= Extracted material =
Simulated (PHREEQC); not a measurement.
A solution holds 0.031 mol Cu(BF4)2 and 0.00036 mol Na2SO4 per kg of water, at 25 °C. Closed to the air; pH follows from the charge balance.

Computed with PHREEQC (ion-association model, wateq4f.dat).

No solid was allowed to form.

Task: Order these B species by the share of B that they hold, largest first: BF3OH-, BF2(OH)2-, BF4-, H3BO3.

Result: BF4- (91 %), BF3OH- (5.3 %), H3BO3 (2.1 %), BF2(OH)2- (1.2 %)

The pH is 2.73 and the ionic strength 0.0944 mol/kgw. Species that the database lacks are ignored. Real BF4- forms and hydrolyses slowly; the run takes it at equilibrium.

= Assignment =
Write the entries out again exactly.

= Solution =
Simulated (PHREEQC); not a measurement.
A solution holds 0.031 mol Cu(BF4)2 and 0.00036 mol Na2SO4 per kg of water, at 25 °C. Closed to the air; pH follows from the charge balance.

Computed with PHREEQC (ion-association model, wateq4f.dat).

No solid was allowed to form.

Task: Order these B species by the share of B that they hold, largest first: BF3OH-, BF2(OH)2-, BF4-, H3BO3.

Result: BF4- (91 %), BF3OH- (5.3 %), H3BO3 (2.1 %), BF2(OH)2- (1.2 %)

The pH is 2.73 and the ionic strength 0.0944 mol/kgw. Species that the database lacks are ignored. Real BF4- forms and hydrolyses slowly; the run takes it at equilibrium.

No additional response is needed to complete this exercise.